(Source material)

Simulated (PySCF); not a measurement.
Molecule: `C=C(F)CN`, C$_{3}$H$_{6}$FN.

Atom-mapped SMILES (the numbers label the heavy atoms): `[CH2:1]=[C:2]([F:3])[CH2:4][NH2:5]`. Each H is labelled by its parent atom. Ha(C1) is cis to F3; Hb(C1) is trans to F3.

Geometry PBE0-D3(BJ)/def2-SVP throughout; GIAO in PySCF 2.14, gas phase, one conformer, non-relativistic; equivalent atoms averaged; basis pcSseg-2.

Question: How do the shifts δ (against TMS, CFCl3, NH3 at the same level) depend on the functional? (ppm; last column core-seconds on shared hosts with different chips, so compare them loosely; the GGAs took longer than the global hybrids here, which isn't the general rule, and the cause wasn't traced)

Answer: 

(End Source material)

Could you write out exactly the lines above, starting at the first one and ending with the line that has "Question: How do"?

Expected answer ->
Simulated (PySCF); not a measurement.
Molecule: `C=C(F)CN`, C$_{3}$H$_{6}$FN.

Atom-mapped SMILES (the numbers label the heavy atoms): `[CH2:1]=[C:2]([F:3])[CH2:4][NH2:5]`. Each H is labelled by its parent atom. Ha(C1) is cis to F3; Hb(C1) is trans to F3.

Geometry PBE0-D3(BJ)/def2-SVP throughout; GIAO in PySCF 2.14, gas phase, one conformer, non-relativistic; equivalent atoms averaged; basis pcSseg-2.

Question: How do the shifts δ (against TMS, CFCl3, NH3 at the same level) depend on the functional? (ppm; last column core-seconds on shared hosts with different chips, so compare them loosely; the GGAs took longer than the global hybrids here, which isn't the general rule, and the cause wasn't traced)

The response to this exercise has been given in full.